## Listed records
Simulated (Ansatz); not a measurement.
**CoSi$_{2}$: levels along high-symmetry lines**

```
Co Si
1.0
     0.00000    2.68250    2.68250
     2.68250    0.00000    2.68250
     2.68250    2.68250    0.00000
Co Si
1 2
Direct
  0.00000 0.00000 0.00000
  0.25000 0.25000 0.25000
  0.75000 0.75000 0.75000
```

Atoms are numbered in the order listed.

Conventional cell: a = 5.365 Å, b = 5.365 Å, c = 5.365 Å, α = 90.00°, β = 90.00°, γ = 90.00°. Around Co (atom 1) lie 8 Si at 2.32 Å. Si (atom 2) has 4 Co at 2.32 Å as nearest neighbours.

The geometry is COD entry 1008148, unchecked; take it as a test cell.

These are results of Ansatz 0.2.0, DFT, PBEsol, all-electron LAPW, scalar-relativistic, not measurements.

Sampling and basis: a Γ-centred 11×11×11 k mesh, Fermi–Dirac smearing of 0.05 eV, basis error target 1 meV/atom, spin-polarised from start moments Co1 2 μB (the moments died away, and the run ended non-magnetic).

## Activity
Everything from the first line of the entries above through the line with "Atoms are numbered in the order listed." is to be reproduced exactly, and nothing else.

## Response box
Simulated (Ansatz); not a measurement.
**CoSi$_{2}$: levels along high-symmetry lines**

```
Co Si
1.0
     0.00000    2.68250    2.68250
     2.68250    0.00000    2.68250
     2.68250    2.68250    0.00000
Co Si
1 2
Direct
  0.00000 0.00000 0.00000
  0.25000 0.25000 0.25000
  0.75000 0.75000 0.75000
```

Atoms are numbered in the order listed.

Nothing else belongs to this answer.